◆ **Dataset excerpts**
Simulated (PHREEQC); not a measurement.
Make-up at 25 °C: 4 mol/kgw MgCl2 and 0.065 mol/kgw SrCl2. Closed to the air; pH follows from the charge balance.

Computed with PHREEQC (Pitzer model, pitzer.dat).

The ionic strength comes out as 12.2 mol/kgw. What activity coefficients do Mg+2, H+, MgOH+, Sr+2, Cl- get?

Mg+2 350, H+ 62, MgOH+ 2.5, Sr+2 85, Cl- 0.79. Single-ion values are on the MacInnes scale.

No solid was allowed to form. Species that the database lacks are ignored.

◆ **Task item**
Your task is to reproduce all of the records exactly.

◆ **Exercise response**
Simulated (PHREEQC); not a measurement.
Make-up at 25 °C: 4 mol/kgw MgCl2 and 0.065 mol/kgw SrCl2. Closed to the air; pH follows from the charge balance.

Computed with PHREEQC (Pitzer model, pitzer.dat).

The ionic strength comes out as 12.2 mol/kgw. What activity coefficients do Mg+2, H+, MgOH+, Sr+2, Cl- get?

Mg+2 350, H+ 62, MgOH+ 2.5, Sr+2 85, Cl- 0.79. Single-ion values are on the MacInnes scale.

No solid was allowed to form. Species that the database lacks are ignored.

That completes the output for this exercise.